++++ Available data ++++

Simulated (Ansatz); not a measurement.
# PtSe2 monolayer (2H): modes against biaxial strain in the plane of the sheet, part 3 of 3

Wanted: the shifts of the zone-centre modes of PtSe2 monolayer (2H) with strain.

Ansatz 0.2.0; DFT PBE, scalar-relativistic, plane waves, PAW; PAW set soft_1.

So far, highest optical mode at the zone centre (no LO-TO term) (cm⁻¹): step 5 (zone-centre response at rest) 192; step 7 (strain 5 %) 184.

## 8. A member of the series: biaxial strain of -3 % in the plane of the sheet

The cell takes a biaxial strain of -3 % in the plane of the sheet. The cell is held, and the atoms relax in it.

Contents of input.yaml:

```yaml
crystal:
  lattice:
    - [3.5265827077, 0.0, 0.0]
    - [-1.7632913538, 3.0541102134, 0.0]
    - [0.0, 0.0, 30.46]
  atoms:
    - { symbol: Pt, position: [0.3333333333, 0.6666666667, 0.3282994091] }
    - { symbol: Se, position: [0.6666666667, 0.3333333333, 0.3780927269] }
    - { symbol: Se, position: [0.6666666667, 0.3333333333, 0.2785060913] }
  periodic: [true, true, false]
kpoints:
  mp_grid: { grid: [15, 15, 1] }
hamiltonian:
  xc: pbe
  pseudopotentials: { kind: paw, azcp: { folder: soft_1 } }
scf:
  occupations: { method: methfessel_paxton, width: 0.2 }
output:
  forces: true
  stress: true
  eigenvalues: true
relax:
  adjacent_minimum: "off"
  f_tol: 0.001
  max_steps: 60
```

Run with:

++++

• Work instruction
Set down the entire material again, exactly as it stands.

• Worked solution
Simulated (Ansatz); not a measurement.
# PtSe2 monolayer (2H): modes against biaxial strain in the plane of the sheet, part 3 of 3

Wanted: the shifts of the zone-centre modes of PtSe2 monolayer (2H) with strain.

Ansatz 0.2.0; DFT PBE, scalar-relativistic, plane waves, PAW; PAW set soft_1.

So far, highest optical mode at the zone centre (no LO-TO term) (cm⁻¹): step 5 (zone-centre response at rest) 192; step 7 (strain 5 %) 184.

## 8. A member of the series: biaxial strain of -3 % in the plane of the sheet

The cell takes a biaxial strain of -3 % in the plane of the sheet. The cell is held, and the atoms relax in it.

Contents of input.yaml:

```yaml
crystal:
  lattice:
    - [3.5265827077, 0.0, 0.0]
    - [-1.7632913538, 3.0541102134, 0.0]
    - [0.0, 0.0, 30.46]
  atoms:
    - { symbol: Pt, position: [0.3333333333, 0.6666666667, 0.3282994091] }
    - { symbol: Se, position: [0.6666666667, 0.3333333333, 0.3780927269] }
    - { symbol: Se, position: [0.6666666667, 0.3333333333, 0.2785060913] }
  periodic: [true, true, false]
kpoints:
  mp_grid: { grid: [15, 15, 1] }
hamiltonian:
  xc: pbe
  pseudopotentials: { kind: paw, azcp: { folder: soft_1 } }
scf:
  occupations: { method: methfessel_paxton, width: 0.2 }
output:
  forces: true
  stress: true
  eigenvalues: true
relax:
  adjacent_minimum: "off"
  f_tol: 0.001
  max_steps: 60
```

Run with:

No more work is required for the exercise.